▶ _Dataset content_
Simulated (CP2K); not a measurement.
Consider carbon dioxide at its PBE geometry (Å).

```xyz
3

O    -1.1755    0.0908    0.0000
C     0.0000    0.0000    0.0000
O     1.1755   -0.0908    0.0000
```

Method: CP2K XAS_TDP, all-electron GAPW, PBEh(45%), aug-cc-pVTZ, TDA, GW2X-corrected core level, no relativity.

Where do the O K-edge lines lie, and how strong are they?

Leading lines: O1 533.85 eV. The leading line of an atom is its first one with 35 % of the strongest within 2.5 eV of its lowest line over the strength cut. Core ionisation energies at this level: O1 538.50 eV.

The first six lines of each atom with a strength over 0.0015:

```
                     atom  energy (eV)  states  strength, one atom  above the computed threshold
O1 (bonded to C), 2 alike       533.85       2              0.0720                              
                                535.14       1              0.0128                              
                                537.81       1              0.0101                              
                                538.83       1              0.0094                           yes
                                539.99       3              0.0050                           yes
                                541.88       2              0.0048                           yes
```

▶ _Brief_
Would you restate the material above word for word?

▶ _Exercise output_
Simulated (CP2K); not a measurement.
Consider carbon dioxide at its PBE geometry (Å).

```xyz
3

O    -1.1755    0.0908    0.0000
C     0.0000    0.0000    0.0000
O     1.1755   -0.0908    0.0000
```

Method: CP2K XAS_TDP, all-electron GAPW, PBEh(45%), aug-cc-pVTZ, TDA, GW2X-corrected core level, no relativity.

Where do the O K-edge lines lie, and how strong are they?

Leading lines: O1 533.85 eV. The leading line of an atom is its first one with 35 % of the strongest within 2.5 eV of its lowest line over the strength cut. Core ionisation energies at this level: O1 538.50 eV.

The first six lines of each atom with a strength over 0.0015:

```
                     atom  energy (eV)  states  strength, one atom  above the computed threshold
O1 (bonded to C), 2 alike       533.85       2              0.0720                              
                                535.14       1              0.0128                              
                                537.81       1              0.0101                              
                                538.83       1              0.0094                           yes
                                539.99       3              0.0050                           yes
                                541.88       2              0.0048                           yes
```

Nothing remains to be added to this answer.